(Beginning of Extracted information)

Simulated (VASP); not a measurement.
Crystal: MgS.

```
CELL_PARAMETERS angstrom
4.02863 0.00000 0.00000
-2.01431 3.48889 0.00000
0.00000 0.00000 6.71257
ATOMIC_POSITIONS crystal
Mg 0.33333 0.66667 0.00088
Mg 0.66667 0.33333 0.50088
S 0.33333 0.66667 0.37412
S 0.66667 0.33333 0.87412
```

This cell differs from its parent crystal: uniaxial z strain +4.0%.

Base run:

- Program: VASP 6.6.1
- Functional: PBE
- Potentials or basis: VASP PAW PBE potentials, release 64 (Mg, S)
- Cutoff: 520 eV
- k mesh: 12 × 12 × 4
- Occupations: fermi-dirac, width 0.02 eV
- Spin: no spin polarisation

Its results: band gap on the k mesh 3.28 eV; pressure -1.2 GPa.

(End of Extracted information)

→ Assignment
Output should match, line for line, the stretch of the material above from the line holding "- Program: VASP 6.6.1" through the line holding "- Spin: no spin polarisation".

→ Written reply
- Program: VASP 6.6.1
- Functional: PBE
- Potentials or basis: VASP PAW PBE potentials, release 64 (Mg, S)
- Cutoff: 520 eV
- k mesh: 12 × 12 × 4
- Occupations: fermi-dirac, width 0.02 eV
- Spin: no spin polarisation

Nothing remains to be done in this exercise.